### Task item:
Take the records below and print them verbatim up to and including the line that carries "Output of a".

### Entries provided:
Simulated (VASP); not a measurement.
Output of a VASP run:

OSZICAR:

### Exercise answer:
Simulated (VASP); not a measurement.
Output of a VASP run:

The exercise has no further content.